[Opening Study material section]

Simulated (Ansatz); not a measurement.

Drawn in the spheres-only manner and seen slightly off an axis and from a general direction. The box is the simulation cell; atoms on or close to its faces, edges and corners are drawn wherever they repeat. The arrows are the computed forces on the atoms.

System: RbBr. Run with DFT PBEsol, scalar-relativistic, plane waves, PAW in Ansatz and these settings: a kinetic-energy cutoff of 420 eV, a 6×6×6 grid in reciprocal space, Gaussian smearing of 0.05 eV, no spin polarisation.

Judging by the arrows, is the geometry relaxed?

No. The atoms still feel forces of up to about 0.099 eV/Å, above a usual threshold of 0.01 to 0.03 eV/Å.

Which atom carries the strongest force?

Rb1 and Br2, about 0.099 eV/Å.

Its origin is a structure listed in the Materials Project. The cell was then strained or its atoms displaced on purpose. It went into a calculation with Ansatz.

[Closing Study material section]

■ **Activity**:
Quote exactly the first line of the entries and every line after it, stopping with the line that contains "Rb1 and Br2, about 0.099 eV/Å.".

■ **Reply**:
Simulated (Ansatz); not a measurement.

Drawn in the spheres-only manner and seen slightly off an axis and from a general direction. The box is the simulation cell; atoms on or close to its faces, edges and corners are drawn wherever they repeat. The arrows are the computed forces on the atoms.

System: RbBr. Run with DFT PBEsol, scalar-relativistic, plane waves, PAW in Ansatz and these settings: a kinetic-energy cutoff of 420 eV, a 6×6×6 grid in reciprocal space, Gaussian smearing of 0.05 eV, no spin polarisation.

Judging by the arrows, is the geometry relaxed?

No. The atoms still feel forces of up to about 0.099 eV/Å, above a usual threshold of 0.01 to 0.03 eV/Å.

Which atom carries the strongest force?

Rb1 and Br2, about 0.099 eV/Å.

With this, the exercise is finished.